# The data
○ ○ ○ ○

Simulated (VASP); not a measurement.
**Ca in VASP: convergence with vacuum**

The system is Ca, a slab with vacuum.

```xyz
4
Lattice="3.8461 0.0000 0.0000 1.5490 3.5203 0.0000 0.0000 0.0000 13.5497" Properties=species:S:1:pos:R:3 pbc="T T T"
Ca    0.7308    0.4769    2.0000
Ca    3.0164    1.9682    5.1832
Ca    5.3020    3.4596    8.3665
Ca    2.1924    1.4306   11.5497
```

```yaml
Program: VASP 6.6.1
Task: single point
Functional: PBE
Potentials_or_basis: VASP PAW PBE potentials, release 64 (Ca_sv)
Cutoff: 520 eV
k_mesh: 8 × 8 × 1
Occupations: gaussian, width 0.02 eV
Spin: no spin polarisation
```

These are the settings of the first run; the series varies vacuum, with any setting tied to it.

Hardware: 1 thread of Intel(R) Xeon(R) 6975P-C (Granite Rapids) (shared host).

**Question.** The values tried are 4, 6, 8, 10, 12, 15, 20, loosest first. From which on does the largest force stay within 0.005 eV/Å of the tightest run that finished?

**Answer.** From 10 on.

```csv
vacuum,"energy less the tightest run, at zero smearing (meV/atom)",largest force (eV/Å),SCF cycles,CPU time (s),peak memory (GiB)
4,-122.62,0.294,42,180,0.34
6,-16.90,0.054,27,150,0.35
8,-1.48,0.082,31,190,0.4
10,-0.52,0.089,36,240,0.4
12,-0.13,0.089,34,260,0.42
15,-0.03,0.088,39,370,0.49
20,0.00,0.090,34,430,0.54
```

○ ○ ○ ○

# Assignment
In full and word for word, reproduce the data above.

# Exercise result
Simulated (VASP); not a measurement.
**Ca in VASP: convergence with vacuum**

The system is Ca, a slab with vacuum.

```xyz
4
Lattice="3.8461 0.0000 0.0000 1.5490 3.5203 0.0000 0.0000 0.0000 13.5497" Properties=species:S:1:pos:R:3 pbc="T T T"
Ca    0.7308    0.4769    2.0000
Ca    3.0164    1.9682    5.1832
Ca    5.3020    3.4596    8.3665
Ca    2.1924    1.4306   11.5497
```

```yaml
Program: VASP 6.6.1
Task: single point
Functional: PBE
Potentials_or_basis: VASP PAW PBE potentials, release 64 (Ca_sv)
Cutoff: 520 eV
k_mesh: 8 × 8 × 1
Occupations: gaussian, width 0.02 eV
Spin: no spin polarisation
```

These are the settings of the first run; the series varies vacuum, with any setting tied to it.

Hardware: 1 thread of Intel(R) Xeon(R) 6975P-C (Granite Rapids) (shared host).

**Question.** The values tried are 4, 6, 8, 10, 12, 15, 20, loosest first. From which on does the largest force stay within 0.005 eV/Å of the tightest run that finished?

**Answer.** From 10 on.

```csv
vacuum,"energy less the tightest run, at zero smearing (meV/atom)",largest force (eV/Å),SCF cycles,CPU time (s),peak memory (GiB)
4,-122.62,0.294,42,180,0.34
6,-16.90,0.054,27,150,0.35
8,-1.48,0.082,31,190,0.4
10,-0.52,0.089,36,240,0.4
12,-0.13,0.089,34,260,0.42
15,-0.03,0.088,39,370,0.49
20,0.00,0.090,34,430,0.54
```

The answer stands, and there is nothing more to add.